**Work request:** One part of the entries below is wanted: the lines from the one containing "Alike in all" through the one containing "Caveats: the PAW". Write those out exactly and nothing else.

[Opening Records supplied section]

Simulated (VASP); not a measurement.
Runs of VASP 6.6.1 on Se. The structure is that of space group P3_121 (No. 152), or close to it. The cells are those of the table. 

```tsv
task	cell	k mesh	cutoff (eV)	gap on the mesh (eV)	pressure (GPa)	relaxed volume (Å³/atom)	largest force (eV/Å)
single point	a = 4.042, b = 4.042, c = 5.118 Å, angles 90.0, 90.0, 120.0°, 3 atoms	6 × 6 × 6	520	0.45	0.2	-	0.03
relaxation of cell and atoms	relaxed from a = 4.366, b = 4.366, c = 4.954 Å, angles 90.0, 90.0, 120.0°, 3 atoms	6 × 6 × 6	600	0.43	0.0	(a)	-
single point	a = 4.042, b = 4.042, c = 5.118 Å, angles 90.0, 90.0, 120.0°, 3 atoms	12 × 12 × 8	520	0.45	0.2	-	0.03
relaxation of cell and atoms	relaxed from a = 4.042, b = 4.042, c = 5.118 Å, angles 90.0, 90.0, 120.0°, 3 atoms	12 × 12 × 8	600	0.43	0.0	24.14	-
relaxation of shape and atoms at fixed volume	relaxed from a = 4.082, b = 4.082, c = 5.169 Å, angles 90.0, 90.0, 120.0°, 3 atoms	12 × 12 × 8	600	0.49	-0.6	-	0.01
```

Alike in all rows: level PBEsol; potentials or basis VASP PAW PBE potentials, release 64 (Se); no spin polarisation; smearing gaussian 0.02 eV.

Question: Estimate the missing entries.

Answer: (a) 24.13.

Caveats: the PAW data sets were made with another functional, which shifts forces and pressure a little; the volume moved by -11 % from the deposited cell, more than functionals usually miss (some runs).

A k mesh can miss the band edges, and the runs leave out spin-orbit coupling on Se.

[Closing Records supplied section]

**Written response:**
Alike in all rows: level PBEsol; potentials or basis VASP PAW PBE potentials, release 64 (Se); no spin polarisation; smearing gaussian 0.02 eV.

Question: Estimate the missing entries.

Answer: (a) 24.13.

Caveats: the PAW data sets were made with another functional, which shifts forces and pressure a little; the volume moved by -11 % from the deposited cell, more than functionals usually miss (some runs).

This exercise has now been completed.